Assigned task.
Your answer should repeat every record verbatim.

Data extracts.
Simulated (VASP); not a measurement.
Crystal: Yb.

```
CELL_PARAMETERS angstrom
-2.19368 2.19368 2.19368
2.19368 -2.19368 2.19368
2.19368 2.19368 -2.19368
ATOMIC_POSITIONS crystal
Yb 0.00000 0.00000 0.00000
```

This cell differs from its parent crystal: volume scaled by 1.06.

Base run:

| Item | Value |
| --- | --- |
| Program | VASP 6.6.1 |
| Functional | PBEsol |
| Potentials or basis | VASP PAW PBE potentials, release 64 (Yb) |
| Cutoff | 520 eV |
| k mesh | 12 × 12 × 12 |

Worked solution.
Simulated (VASP); not a measurement.
Crystal: Yb.

```
CELL_PARAMETERS angstrom
-2.19368 2.19368 2.19368
2.19368 -2.19368 2.19368
2.19368 2.19368 -2.19368
ATOMIC_POSITIONS crystal
Yb 0.00000 0.00000 0.00000
```

This cell differs from its parent crystal: volume scaled by 1.06.

Base run:

| Item | Value |
| --- | --- |
| Program | VASP 6.6.1 |
| Functional | PBEsol |
| Potentials or basis | VASP PAW PBE potentials, release 64 (Yb) |
| Cutoff | 520 eV |
| k mesh | 12 × 12 × 12 |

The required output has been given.